== WORK ORDER ==
Write out all of the entries below word for word.

== SUPPLIED DATA ==
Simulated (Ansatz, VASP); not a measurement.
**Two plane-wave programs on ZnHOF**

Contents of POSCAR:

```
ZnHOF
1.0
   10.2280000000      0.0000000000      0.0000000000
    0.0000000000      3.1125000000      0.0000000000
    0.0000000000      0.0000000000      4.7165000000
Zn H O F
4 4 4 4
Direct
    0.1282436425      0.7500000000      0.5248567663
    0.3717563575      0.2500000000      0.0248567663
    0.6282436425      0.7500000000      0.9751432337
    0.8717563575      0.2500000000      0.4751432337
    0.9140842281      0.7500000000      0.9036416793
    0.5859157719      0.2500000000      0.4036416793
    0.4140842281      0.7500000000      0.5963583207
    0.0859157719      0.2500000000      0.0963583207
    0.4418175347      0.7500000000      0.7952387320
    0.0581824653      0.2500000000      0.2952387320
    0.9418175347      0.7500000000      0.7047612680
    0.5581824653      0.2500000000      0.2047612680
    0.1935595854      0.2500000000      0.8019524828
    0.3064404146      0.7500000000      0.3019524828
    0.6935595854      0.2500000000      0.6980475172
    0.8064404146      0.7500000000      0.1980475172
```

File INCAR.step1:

== ANSWER AREA ==
Simulated (Ansatz, VASP); not a measurement.
**Two plane-wave programs on ZnHOF**

Contents of POSCAR:

```
ZnHOF
1.0
   10.2280000000      0.0000000000      0.0000000000
    0.0000000000      3.1125000000      0.0000000000
    0.0000000000      0.0000000000      4.7165000000
Zn H O F
4 4 4 4
Direct
    0.1282436425      0.7500000000      0.5248567663
    0.3717563575      0.2500000000      0.0248567663
    0.6282436425      0.7500000000      0.9751432337
    0.8717563575      0.2500000000      0.4751432337
    0.9140842281      0.7500000000      0.9036416793
    0.5859157719      0.2500000000      0.4036416793
    0.4140842281      0.7500000000      0.5963583207
    0.0859157719      0.2500000000      0.0963583207
    0.4418175347      0.7500000000      0.7952387320
    0.0581824653      0.2500000000      0.2952387320
    0.9418175347      0.7500000000      0.7047612680
    0.5581824653      0.2500000000      0.2047612680
    0.1935595854      0.2500000000      0.8019524828
    0.3064404146      0.7500000000      0.3019524828
    0.6935595854      0.2500000000      0.6980475172
    0.8064404146      0.7500000000      0.1980475172
```

File INCAR.step1:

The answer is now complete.